DATASET EXCERPTS:
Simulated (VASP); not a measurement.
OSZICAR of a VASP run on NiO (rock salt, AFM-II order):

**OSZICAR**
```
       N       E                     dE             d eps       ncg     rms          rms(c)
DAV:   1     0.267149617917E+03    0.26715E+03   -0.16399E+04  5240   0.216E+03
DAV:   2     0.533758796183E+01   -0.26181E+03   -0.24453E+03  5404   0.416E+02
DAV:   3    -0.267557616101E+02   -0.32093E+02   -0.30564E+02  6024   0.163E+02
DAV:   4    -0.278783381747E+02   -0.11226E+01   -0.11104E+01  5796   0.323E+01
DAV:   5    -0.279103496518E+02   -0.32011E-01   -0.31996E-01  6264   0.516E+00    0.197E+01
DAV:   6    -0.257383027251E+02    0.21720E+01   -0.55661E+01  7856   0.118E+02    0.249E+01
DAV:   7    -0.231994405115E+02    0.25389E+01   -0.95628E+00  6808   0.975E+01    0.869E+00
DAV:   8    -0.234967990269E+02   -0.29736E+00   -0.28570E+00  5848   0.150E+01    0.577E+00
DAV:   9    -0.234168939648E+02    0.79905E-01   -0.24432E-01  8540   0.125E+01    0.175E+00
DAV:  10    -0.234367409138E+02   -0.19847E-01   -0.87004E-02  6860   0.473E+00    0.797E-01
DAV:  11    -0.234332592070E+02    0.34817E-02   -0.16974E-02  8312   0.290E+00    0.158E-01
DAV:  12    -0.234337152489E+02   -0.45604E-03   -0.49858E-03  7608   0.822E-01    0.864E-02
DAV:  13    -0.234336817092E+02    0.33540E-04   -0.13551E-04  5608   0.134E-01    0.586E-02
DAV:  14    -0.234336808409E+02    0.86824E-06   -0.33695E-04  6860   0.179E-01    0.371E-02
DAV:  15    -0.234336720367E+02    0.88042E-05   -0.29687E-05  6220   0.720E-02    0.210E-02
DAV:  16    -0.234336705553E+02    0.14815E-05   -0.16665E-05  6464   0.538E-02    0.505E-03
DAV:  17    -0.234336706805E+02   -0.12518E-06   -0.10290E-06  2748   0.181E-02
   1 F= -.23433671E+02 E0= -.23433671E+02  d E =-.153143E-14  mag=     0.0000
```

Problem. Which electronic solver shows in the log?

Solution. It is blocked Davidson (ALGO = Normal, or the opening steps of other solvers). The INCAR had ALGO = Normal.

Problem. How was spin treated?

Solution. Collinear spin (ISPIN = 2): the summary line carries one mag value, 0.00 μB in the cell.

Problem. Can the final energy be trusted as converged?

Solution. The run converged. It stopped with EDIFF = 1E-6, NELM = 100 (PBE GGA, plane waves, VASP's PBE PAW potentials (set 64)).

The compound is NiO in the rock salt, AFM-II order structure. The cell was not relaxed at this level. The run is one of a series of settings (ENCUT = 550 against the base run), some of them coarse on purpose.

EXERCISE: In the entries above, find the line holding "Solution. Collinear spin" and the line holding "Solution. The run"; print both of them and every line between, exactly, and nothing else.

WRITTEN REPLY:
Solution. Collinear spin (ISPIN = 2): the summary line carries one mag value, 0.00 μB in the cell.

Problem. Can the final energy be trusted as converged?

Solution. The run converged. It stopped with EDIFF = 1E-6, NELM = 100 (PBE GGA, plane waves, VASP's PBE PAW potentials (set 64)).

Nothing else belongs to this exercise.